---------- Input data ----------

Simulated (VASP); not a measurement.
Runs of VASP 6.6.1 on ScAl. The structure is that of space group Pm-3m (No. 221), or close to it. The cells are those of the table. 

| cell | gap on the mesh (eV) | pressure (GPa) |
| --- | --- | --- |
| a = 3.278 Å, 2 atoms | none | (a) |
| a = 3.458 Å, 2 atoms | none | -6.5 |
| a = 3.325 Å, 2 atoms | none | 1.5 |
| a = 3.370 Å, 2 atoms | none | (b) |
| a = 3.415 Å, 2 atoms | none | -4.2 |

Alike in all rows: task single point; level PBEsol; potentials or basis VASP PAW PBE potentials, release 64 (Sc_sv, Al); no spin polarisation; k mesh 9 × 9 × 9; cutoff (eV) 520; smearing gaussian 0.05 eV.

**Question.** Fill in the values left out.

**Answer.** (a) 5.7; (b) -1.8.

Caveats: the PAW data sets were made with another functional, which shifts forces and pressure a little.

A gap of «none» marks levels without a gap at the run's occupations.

----------

> _Assigned task_
From the records above, quote only the lines running from the line with "none | -4.2 |" to the line with "Caveats: the PAW", both lines included.

> _Response box_
| a = 3.415 Å, 2 atoms | none | -4.2 |

Alike in all rows: task single point; level PBEsol; potentials or basis VASP PAW PBE potentials, release 64 (Sc_sv, Al); no spin polarisation; k mesh 9 × 9 × 9; cutoff (eV) 520; smearing gaussian 0.05 eV.

**Question.** Fill in the values left out.

**Answer.** (a) 5.7; (b) -1.8.

Caveats: the PAW data sets were made with another functional, which shifts forces and pressure a little.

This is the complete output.